◇ ◇ ◇

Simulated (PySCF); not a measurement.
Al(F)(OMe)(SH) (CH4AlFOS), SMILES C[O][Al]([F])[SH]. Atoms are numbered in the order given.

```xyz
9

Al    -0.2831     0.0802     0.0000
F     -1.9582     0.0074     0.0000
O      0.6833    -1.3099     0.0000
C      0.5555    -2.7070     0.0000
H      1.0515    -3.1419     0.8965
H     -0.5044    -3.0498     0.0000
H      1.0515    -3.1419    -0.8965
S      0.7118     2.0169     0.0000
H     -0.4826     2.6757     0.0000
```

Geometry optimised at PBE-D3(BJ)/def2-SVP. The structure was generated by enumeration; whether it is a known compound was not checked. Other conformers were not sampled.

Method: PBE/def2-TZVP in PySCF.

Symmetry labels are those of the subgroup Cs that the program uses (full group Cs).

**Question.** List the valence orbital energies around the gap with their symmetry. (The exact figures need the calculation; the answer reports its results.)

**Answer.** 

◇ ◇ ◇

- ASSIGNMENT:
What you give back should be only the lines of the records above, starting at the line with "Al(F)(OMe)(SH) (CH4AlFOS), SMILES" and ending at the line with "reports its results.)", restated word for word.

- RESPONSE BOX:
Al(F)(OMe)(SH) (CH4AlFOS), SMILES C[O][Al]([F])[SH]. Atoms are numbered in the order given.

```xyz
9

Al    -0.2831     0.0802     0.0000
F     -1.9582     0.0074     0.0000
O      0.6833    -1.3099     0.0000
C      0.5555    -2.7070     0.0000
H      1.0515    -3.1419     0.8965
H     -0.5044    -3.0498     0.0000
H      1.0515    -3.1419    -0.8965
S      0.7118     2.0169     0.0000
H     -0.4826     2.6757     0.0000
```

Geometry optimised at PBE-D3(BJ)/def2-SVP. The structure was generated by enumeration; whether it is a known compound was not checked. Other conformers were not sampled.

Method: PBE/def2-TZVP in PySCF.

Symmetry labels are those of the subgroup Cs that the program uses (full group Cs).

**Question.** List the valence orbital energies around the gap with their symmetry. (The exact figures need the calculation; the answer reports its results.)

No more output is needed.